══ ENTRIES SHOWN

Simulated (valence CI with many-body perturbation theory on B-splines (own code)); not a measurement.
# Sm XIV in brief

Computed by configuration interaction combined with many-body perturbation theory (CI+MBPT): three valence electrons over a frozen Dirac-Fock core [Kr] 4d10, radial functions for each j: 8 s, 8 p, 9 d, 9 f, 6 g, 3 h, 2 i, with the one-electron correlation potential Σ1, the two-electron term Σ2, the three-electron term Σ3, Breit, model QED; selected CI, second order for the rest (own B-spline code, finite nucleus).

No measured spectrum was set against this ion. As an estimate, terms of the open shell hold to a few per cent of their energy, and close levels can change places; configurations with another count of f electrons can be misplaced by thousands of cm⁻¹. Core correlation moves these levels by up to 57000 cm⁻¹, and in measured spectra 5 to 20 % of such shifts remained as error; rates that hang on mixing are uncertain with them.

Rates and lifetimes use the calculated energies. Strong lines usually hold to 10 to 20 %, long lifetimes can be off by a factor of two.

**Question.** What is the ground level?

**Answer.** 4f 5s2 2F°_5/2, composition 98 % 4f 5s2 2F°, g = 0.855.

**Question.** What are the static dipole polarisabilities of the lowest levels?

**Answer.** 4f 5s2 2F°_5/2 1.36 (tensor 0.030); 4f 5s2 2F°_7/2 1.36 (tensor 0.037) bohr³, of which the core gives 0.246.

════

WORK REQUEST>
Give back exactly the lines from the beginning of the records through the line containing "the lowest levels?", and only those.

TASK OUTPUT>
Simulated (valence CI with many-body perturbation theory on B-splines (own code)); not a measurement.
# Sm XIV in brief

Computed by configuration interaction combined with many-body perturbation theory (CI+MBPT): three valence electrons over a frozen Dirac-Fock core [Kr] 4d10, radial functions for each j: 8 s, 8 p, 9 d, 9 f, 6 g, 3 h, 2 i, with the one-electron correlation potential Σ1, the two-electron term Σ2, the three-electron term Σ3, Breit, model QED; selected CI, second order for the rest (own B-spline code, finite nucleus).

No measured spectrum was set against this ion. As an estimate, terms of the open shell hold to a few per cent of their energy, and close levels can change places; configurations with another count of f electrons can be misplaced by thousands of cm⁻¹. Core correlation moves these levels by up to 57000 cm⁻¹, and in measured spectra 5 to 20 % of such shifts remained as error; rates that hang on mixing are uncertain with them.

Rates and lifetimes use the calculated energies. Strong lines usually hold to 10 to 20 %, long lifetimes can be off by a factor of two.

**Question.** What is the ground level?

**Answer.** 4f 5s2 2F°_5/2, composition 98 % 4f 5s2 2F°, g = 0.855.

**Question.** What are the static dipole polarisabilities of the lowest levels?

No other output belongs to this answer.